Brief
Restate each entry below without changing a word.

Dataset content
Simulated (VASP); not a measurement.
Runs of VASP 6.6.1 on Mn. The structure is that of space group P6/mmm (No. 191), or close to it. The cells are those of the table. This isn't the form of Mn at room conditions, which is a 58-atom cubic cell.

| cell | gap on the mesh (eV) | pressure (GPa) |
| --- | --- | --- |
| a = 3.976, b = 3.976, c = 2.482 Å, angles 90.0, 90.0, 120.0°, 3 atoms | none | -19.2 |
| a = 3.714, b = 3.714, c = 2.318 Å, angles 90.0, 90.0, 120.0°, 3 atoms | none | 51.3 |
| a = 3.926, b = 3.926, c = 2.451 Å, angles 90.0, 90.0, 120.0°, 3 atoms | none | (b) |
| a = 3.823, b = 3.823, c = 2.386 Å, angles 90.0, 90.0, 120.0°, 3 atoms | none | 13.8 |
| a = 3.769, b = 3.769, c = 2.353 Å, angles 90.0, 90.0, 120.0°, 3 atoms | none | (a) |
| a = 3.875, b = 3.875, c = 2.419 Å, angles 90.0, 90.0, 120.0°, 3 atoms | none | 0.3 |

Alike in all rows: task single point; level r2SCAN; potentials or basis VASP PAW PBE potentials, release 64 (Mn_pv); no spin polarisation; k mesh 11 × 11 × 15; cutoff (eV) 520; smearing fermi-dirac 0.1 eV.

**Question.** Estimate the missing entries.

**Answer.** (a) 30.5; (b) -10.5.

Written solution
Simulated (VASP); not a measurement.
Runs of VASP 6.6.1 on Mn. The structure is that of space group P6/mmm (No. 191), or close to it. The cells are those of the table. This isn't the form of Mn at room conditions, which is a 58-atom cubic cell.

| cell | gap on the mesh (eV) | pressure (GPa) |
| --- | --- | --- |
| a = 3.976, b = 3.976, c = 2.482 Å, angles 90.0, 90.0, 120.0°, 3 atoms | none | -19.2 |
| a = 3.714, b = 3.714, c = 2.318 Å, angles 90.0, 90.0, 120.0°, 3 atoms | none | 51.3 |
| a = 3.926, b = 3.926, c = 2.451 Å, angles 90.0, 90.0, 120.0°, 3 atoms | none | (b) |
| a = 3.823, b = 3.823, c = 2.386 Å, angles 90.0, 90.0, 120.0°, 3 atoms | none | 13.8 |
| a = 3.769, b = 3.769, c = 2.353 Å, angles 90.0, 90.0, 120.0°, 3 atoms | none | (a) |
| a = 3.875, b = 3.875, c = 2.419 Å, angles 90.0, 90.0, 120.0°, 3 atoms | none | 0.3 |

Alike in all rows: task single point; level r2SCAN; potentials or basis VASP PAW PBE potentials, release 64 (Mn_pv); no spin polarisation; k mesh 11 × 11 × 15; cutoff (eV) 520; smearing fermi-dirac 0.1 eV.

**Question.** Estimate the missing entries.

**Answer.** (a) 30.5; (b) -10.5.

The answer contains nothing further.